BEGIN Data provided
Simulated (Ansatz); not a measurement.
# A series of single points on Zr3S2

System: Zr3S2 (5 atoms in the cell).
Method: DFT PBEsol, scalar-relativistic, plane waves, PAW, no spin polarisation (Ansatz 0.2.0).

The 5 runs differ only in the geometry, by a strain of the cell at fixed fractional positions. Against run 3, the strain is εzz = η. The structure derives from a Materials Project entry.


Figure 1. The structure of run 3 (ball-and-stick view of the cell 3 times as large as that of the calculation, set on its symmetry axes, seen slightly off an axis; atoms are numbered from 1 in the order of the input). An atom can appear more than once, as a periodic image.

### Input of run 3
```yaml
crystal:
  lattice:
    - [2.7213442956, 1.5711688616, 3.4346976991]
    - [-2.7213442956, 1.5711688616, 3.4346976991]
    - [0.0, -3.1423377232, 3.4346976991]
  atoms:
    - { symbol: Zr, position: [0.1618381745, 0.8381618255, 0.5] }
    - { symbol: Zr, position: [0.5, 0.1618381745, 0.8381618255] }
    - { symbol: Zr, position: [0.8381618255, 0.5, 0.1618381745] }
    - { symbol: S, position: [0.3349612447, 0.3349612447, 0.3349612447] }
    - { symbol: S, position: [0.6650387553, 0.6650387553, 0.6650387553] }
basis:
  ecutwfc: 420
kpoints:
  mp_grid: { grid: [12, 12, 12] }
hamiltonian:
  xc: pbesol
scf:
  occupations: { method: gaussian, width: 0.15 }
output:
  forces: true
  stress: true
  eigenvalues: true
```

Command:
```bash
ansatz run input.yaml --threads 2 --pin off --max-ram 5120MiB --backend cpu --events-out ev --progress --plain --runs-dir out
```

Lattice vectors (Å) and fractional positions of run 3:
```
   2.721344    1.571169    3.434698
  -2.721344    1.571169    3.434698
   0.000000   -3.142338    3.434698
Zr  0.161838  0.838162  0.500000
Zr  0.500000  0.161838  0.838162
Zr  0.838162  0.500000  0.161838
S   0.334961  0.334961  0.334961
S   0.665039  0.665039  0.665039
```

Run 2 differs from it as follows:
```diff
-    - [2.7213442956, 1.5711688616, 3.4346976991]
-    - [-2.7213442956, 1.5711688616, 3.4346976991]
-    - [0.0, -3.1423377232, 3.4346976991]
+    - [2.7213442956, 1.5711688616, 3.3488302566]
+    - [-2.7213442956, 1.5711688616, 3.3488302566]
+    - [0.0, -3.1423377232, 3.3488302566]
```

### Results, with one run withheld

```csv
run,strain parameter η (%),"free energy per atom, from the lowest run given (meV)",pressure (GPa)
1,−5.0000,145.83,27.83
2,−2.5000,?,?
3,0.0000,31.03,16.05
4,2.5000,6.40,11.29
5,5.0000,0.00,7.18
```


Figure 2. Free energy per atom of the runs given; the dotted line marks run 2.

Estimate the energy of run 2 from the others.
END Data provided

Work request: Send back the lines of the records word for word, from the very first through the line containing "The 5 runs differ".

Exercise result:
Simulated (Ansatz); not a measurement.
# A series of single points on Zr3S2

System: Zr3S2 (5 atoms in the cell).
Method: DFT PBEsol, scalar-relativistic, plane waves, PAW, no spin polarisation (Ansatz 0.2.0).

The 5 runs differ only in the geometry, by a strain of the cell at fixed fractional positions. Against run 3, the strain is εzz = η. The structure derives from a Materials Project entry.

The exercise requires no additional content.